Start of INPUT DATA

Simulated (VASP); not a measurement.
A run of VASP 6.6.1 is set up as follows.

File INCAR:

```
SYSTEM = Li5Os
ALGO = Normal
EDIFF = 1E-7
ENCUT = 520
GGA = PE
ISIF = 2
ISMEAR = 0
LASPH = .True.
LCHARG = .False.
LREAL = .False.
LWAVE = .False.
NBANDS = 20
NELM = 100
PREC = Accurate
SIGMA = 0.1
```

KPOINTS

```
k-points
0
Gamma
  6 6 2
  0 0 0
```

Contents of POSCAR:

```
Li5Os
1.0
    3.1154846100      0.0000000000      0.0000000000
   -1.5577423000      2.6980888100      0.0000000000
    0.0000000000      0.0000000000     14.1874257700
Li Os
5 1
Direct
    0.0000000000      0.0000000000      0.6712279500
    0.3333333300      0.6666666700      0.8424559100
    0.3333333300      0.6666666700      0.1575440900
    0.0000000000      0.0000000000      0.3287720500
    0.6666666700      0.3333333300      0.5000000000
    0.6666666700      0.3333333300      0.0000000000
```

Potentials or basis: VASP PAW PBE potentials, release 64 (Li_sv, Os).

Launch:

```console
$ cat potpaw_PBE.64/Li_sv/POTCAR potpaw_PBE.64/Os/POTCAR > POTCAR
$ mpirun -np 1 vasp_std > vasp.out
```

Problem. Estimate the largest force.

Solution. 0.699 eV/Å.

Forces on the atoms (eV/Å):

End of INPUT DATA

REQUIRED ACTION – Return, word for word, every line from the top of the entries down to the line that holds "Solution. 0.699 eV/Å.", both included.

WRITTEN REPLY –
Simulated (VASP); not a measurement.
A run of VASP 6.6.1 is set up as follows.

File INCAR:

```
SYSTEM = Li5Os
ALGO = Normal
EDIFF = 1E-7
ENCUT = 520
GGA = PE
ISIF = 2
ISMEAR = 0
LASPH = .True.
LCHARG = .False.
LREAL = .False.
LWAVE = .False.
NBANDS = 20
NELM = 100
PREC = Accurate
SIGMA = 0.1
```

KPOINTS

```
k-points
0
Gamma
  6 6 2
  0 0 0
```

Contents of POSCAR:

```
Li5Os
1.0
    3.1154846100      0.0000000000      0.0000000000
   -1.5577423000      2.6980888100      0.0000000000
    0.0000000000      0.0000000000     14.1874257700
Li Os
5 1
Direct
    0.0000000000      0.0000000000      0.6712279500
    0.3333333300      0.6666666700      0.8424559100
    0.3333333300      0.6666666700      0.1575440900
    0.0000000000      0.0000000000      0.3287720500
    0.6666666700      0.3333333300      0.5000000000
    0.6666666700      0.3333333300      0.0000000000
```

Potentials or basis: VASP PAW PBE potentials, release 64 (Li_sv, Os).

Launch:

```console
$ cat potpaw_PBE.64/Li_sv/POTCAR potpaw_PBE.64/Os/POTCAR > POTCAR
$ mpirun -np 1 vasp_std > vasp.out
```

Problem. Estimate the largest force.

Solution. 0.699 eV/Å.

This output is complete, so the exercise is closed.